ENTRIES SUPPLIED:
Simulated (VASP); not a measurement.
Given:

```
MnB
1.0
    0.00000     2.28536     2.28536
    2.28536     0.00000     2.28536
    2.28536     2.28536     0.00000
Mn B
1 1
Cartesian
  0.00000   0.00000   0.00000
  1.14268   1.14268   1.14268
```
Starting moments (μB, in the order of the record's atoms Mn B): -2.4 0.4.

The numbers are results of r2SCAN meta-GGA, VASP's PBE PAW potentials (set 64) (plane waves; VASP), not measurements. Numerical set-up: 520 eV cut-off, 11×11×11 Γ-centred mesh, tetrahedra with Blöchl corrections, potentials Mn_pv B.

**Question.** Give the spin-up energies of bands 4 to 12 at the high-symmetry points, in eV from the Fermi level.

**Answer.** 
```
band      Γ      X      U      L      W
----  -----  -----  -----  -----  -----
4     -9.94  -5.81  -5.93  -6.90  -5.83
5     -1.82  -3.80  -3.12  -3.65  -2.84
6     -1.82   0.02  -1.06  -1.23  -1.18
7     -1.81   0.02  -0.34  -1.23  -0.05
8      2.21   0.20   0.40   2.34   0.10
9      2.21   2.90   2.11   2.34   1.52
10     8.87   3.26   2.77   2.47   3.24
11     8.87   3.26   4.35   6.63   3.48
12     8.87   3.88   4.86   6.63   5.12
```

EXERCISE:
Nothing in the data may be left out. Copy all of it exactly.

ANSWER SECTION:
Simulated (VASP); not a measurement.
Given:

```
MnB
1.0
    0.00000     2.28536     2.28536
    2.28536     0.00000     2.28536
    2.28536     2.28536     0.00000
Mn B
1 1
Cartesian
  0.00000   0.00000   0.00000
  1.14268   1.14268   1.14268
```
Starting moments (μB, in the order of the record's atoms Mn B): -2.4 0.4.

The numbers are results of r2SCAN meta-GGA, VASP's PBE PAW potentials (set 64) (plane waves; VASP), not measurements. Numerical set-up: 520 eV cut-off, 11×11×11 Γ-centred mesh, tetrahedra with Blöchl corrections, potentials Mn_pv B.

**Question.** Give the spin-up energies of bands 4 to 12 at the high-symmetry points, in eV from the Fermi level.

**Answer.** 
```
band      Γ      X      U      L      W
----  -----  -----  -----  -----  -----
4     -9.94  -5.81  -5.93  -6.90  -5.83
5     -1.82  -3.80  -3.12  -3.65  -2.84
6     -1.82   0.02  -1.06  -1.23  -1.18
7     -1.81   0.02  -0.34  -1.23  -0.05
8      2.21   0.20   0.40   2.34   0.10
9      2.21   2.90   2.11   2.34   1.52
10     8.87   3.26   2.77   2.47   3.24
11     8.87   3.26   4.35   6.63   3.48
12     8.87   3.88   4.86   6.63   5.12
```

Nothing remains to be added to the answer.